--- Record set Enclosed Below ---

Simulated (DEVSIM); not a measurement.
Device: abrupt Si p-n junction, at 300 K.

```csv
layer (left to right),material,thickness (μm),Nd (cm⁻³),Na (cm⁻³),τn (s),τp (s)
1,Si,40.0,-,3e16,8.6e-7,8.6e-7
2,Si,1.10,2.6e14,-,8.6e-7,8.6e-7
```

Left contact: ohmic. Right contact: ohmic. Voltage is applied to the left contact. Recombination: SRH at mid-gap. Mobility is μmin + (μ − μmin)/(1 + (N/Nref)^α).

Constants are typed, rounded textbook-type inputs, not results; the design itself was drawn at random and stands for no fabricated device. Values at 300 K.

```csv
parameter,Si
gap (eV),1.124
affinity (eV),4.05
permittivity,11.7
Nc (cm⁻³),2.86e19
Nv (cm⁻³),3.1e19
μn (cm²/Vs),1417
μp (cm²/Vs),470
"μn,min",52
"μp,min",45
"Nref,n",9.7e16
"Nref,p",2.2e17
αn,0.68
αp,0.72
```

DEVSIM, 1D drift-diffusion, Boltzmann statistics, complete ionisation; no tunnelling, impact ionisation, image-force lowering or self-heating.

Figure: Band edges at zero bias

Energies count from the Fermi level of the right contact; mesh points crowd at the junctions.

--- End of Enclosed Record set ---

▶ [Assigned task]: Exact copies of all the entries above are required.

▶ [Problem solution]:
Simulated (DEVSIM); not a measurement.
Device: abrupt Si p-n junction, at 300 K.

```csv
layer (left to right),material,thickness (μm),Nd (cm⁻³),Na (cm⁻³),τn (s),τp (s)
1,Si,40.0,-,3e16,8.6e-7,8.6e-7
2,Si,1.10,2.6e14,-,8.6e-7,8.6e-7
```

Left contact: ohmic. Right contact: ohmic. Voltage is applied to the left contact. Recombination: SRH at mid-gap. Mobility is μmin + (μ − μmin)/(1 + (N/Nref)^α).

Constants are typed, rounded textbook-type inputs, not results; the design itself was drawn at random and stands for no fabricated device. Values at 300 K.

```csv
parameter,Si
gap (eV),1.124
affinity (eV),4.05
permittivity,11.7
Nc (cm⁻³),2.86e19
Nv (cm⁻³),3.1e19
μn (cm²/Vs),1417
μp (cm²/Vs),470
"μn,min",52
"μp,min",45
"Nref,n",9.7e16
"Nref,p",2.2e17
αn,0.68
αp,0.72
```

DEVSIM, 1D drift-diffusion, Boltzmann statistics, complete ionisation; no tunnelling, impact ionisation, image-force lowering or self-heating.

Figure: Band edges at zero bias

Energies count from the Fermi level of the right contact; mesh points crowd at the junctions.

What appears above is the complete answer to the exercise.